• _Record set_:
○ ○ ○ ○ ○ ○ ○
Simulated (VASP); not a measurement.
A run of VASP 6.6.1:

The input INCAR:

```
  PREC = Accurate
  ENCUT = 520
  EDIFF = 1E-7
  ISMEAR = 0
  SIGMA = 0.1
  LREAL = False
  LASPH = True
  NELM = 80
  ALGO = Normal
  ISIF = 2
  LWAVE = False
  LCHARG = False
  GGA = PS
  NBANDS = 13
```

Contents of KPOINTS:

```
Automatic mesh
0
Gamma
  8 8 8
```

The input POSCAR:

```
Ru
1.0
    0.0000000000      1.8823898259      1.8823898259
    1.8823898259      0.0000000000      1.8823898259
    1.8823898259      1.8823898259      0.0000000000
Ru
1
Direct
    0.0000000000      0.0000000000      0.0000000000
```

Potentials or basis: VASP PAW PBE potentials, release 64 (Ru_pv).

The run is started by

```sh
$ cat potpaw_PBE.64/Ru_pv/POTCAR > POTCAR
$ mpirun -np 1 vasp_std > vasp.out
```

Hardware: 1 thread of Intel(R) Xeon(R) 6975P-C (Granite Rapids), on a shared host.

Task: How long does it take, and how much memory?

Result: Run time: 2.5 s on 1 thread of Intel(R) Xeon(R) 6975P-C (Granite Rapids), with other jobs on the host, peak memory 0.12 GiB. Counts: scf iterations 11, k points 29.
○ ○ ○ ○ ○ ○ ○

• _Assignment_:
Copy out the data shown above without altering anything.

• _Exercise solution_:
Simulated (VASP); not a measurement.
A run of VASP 6.6.1:

The input INCAR:

```
  PREC = Accurate
  ENCUT = 520
  EDIFF = 1E-7
  ISMEAR = 0
  SIGMA = 0.1
  LREAL = False
  LASPH = True
  NELM = 80
  ALGO = Normal
  ISIF = 2
  LWAVE = False
  LCHARG = False
  GGA = PS
  NBANDS = 13
```

Contents of KPOINTS:

```
Automatic mesh
0
Gamma
  8 8 8
```

The input POSCAR:

```
Ru
1.0
    0.0000000000      1.8823898259      1.8823898259
    1.8823898259      0.0000000000      1.8823898259
    1.8823898259      1.8823898259      0.0000000000
Ru
1
Direct
    0.0000000000      0.0000000000      0.0000000000
```

Potentials or basis: VASP PAW PBE potentials, release 64 (Ru_pv).

The run is started by

```sh
$ cat potpaw_PBE.64/Ru_pv/POTCAR > POTCAR
$ mpirun -np 1 vasp_std > vasp.out
```

Hardware: 1 thread of Intel(R) Xeon(R) 6975P-C (Granite Rapids), on a shared host.

Task: How long does it take, and how much memory?

Result: Run time: 2.5 s on 1 thread of Intel(R) Xeon(R) 6975P-C (Granite Rapids), with other jobs on the host, peak memory 0.12 GiB. Counts: scf iterations 11, k points 29.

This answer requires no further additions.